Take down each entry exactly as written.

━━━
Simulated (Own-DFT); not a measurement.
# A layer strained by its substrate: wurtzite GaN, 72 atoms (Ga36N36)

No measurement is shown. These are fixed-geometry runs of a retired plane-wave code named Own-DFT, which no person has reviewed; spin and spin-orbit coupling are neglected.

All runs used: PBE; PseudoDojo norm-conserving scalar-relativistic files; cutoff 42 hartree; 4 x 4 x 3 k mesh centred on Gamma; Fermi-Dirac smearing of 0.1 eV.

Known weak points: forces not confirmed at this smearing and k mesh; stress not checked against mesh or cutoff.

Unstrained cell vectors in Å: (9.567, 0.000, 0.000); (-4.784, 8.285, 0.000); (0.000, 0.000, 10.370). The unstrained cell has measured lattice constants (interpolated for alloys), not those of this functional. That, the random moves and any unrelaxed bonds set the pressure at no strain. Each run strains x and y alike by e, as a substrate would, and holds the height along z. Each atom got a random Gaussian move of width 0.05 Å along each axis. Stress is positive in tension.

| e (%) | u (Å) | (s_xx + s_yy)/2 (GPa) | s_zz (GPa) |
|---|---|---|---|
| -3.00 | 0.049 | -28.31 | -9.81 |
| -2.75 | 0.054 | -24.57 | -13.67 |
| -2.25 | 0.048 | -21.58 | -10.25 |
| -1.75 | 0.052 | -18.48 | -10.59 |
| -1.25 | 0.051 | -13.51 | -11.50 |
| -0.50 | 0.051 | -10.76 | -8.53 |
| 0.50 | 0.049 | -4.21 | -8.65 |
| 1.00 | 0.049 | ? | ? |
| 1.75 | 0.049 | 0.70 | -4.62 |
━━━

* [Task result]:
Simulated (Own-DFT); not a measurement.
# A layer strained by its substrate: wurtzite GaN, 72 atoms (Ga36N36)

No measurement is shown. These are fixed-geometry runs of a retired plane-wave code named Own-DFT, which no person has reviewed; spin and spin-orbit coupling are neglected.

All runs used: PBE; PseudoDojo norm-conserving scalar-relativistic files; cutoff 42 hartree; 4 x 4 x 3 k mesh centred on Gamma; Fermi-Dirac smearing of 0.1 eV.

Known weak points: forces not confirmed at this smearing and k mesh; stress not checked against mesh or cutoff.

Unstrained cell vectors in Å: (9.567, 0.000, 0.000); (-4.784, 8.285, 0.000); (0.000, 0.000, 10.370). The unstrained cell has measured lattice constants (interpolated for alloys), not those of this functional. That, the random moves and any unrelaxed bonds set the pressure at no strain. Each run strains x and y alike by e, as a substrate would, and holds the height along z. Each atom got a random Gaussian move of width 0.05 Å along each axis. Stress is positive in tension.

| e (%) | u (Å) | (s_xx + s_yy)/2 (GPa) | s_zz (GPa) |
|---|---|---|---|
| -3.00 | 0.049 | -28.31 | -9.81 |
| -2.75 | 0.054 | -24.57 | -13.67 |
| -2.25 | 0.048 | -21.58 | -10.25 |
| -1.75 | 0.052 | -18.48 | -10.59 |
| -1.25 | 0.051 | -13.51 | -11.50 |
| -0.50 | 0.051 | -10.76 | -8.53 |
| 0.50 | 0.049 | -4.21 | -8.65 |
| 1.00 | 0.049 | ? | ? |
| 1.75 | 0.049 | 0.70 | -4.62 |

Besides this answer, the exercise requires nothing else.